=== Begin Enclosure ===

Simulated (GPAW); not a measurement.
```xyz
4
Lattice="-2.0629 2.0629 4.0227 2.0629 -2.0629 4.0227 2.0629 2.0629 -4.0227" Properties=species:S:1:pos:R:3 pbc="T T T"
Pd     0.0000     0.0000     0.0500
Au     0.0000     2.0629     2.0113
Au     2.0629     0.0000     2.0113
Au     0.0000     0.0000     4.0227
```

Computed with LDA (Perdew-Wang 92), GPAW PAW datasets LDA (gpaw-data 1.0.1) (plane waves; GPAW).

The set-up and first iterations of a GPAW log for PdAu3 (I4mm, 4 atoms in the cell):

=== End Enclosure ===

### REQUIRED ACTION:
Only the lines from the start of the material through the line containing "Computed with LDA" belong in the answer, each copied exactly.

### ANSWER SECTION:
Simulated (GPAW); not a measurement.
```xyz
4
Lattice="-2.0629 2.0629 4.0227 2.0629 -2.0629 4.0227 2.0629 2.0629 -4.0227" Properties=species:S:1:pos:R:3 pbc="T T T"
Pd     0.0000     0.0000     0.0500
Au     0.0000     2.0629     2.0113
Au     2.0629     0.0000     2.0113
Au     0.0000     0.0000     4.0227
```

Computed with LDA (Perdew-Wang 92), GPAW PAW datasets LDA (gpaw-data 1.0.1) (plane waves; GPAW).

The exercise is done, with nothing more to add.